--- Entries provided Enclosed Below ---

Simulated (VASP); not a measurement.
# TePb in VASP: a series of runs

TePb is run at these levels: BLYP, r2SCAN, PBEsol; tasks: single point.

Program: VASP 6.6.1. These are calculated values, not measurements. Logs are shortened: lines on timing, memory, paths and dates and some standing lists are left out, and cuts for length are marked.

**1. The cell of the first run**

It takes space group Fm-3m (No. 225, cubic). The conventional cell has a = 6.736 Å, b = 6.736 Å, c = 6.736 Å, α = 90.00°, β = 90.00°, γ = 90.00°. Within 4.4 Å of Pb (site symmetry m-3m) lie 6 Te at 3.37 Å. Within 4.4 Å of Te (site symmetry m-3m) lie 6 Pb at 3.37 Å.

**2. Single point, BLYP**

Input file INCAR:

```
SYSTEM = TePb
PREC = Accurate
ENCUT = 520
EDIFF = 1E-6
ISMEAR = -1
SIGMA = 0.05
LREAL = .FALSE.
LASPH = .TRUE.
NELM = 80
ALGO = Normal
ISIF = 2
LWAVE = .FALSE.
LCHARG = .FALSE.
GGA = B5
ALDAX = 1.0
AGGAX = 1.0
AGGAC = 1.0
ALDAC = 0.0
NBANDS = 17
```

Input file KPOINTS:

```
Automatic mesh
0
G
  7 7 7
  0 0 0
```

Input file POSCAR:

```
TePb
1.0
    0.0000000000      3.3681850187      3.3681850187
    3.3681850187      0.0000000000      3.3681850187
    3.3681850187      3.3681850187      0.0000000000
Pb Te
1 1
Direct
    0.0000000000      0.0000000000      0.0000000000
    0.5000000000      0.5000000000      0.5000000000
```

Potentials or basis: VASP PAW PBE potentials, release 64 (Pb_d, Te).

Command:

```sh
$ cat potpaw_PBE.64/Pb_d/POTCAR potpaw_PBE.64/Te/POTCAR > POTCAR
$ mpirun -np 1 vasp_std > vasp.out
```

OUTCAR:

--- End of Enclosed Entries provided ---

▸ Work task:
Take the entries above and copy them exactly from the first line through the line with "the first run**"; leave out every line after it.

▸ Task response:
Simulated (VASP); not a measurement.
# TePb in VASP: a series of runs

TePb is run at these levels: BLYP, r2SCAN, PBEsol; tasks: single point.

Program: VASP 6.6.1. These are calculated values, not measurements. Logs are shortened: lines on timing, memory, paths and dates and some standing lists are left out, and cuts for length are marked.

**1. The cell of the first run**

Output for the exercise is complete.